**DATASET EXTRACT**
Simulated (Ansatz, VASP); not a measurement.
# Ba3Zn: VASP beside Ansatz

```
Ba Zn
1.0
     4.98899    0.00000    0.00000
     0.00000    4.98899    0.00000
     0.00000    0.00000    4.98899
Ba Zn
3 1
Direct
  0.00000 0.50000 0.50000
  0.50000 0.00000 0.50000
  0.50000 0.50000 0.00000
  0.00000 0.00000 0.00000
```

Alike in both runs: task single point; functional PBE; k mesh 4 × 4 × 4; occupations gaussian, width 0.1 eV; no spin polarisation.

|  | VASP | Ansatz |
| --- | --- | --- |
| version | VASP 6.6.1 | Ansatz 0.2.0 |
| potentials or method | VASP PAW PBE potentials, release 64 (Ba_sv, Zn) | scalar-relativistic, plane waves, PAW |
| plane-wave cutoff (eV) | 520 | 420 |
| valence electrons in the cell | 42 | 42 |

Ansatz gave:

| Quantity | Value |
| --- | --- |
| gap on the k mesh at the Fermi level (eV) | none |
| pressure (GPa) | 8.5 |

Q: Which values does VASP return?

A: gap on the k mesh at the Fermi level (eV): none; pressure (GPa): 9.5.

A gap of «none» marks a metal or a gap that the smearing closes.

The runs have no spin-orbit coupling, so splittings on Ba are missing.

**TASK ITEM**
Your task is to transcribe, with no changes, only the lines of the listing above that lie between the line holding "Ansatz 0.2.0 |" and the line holding "A: gap on the", inclusive.

**RESULT**
| version | VASP 6.6.1 | Ansatz 0.2.0 |
| potentials or method | VASP PAW PBE potentials, release 64 (Ba_sv, Zn) | scalar-relativistic, plane waves, PAW |
| plane-wave cutoff (eV) | 520 | 420 |
| valence electrons in the cell | 42 | 42 |

Ansatz gave:

| Quantity | Value |
| --- | --- |
| gap on the k mesh at the Fermi level (eV) | none |
| pressure (GPa) | 8.5 |

Q: Which values does VASP return?

A: gap on the k mesh at the Fermi level (eV): none; pressure (GPa): 9.5.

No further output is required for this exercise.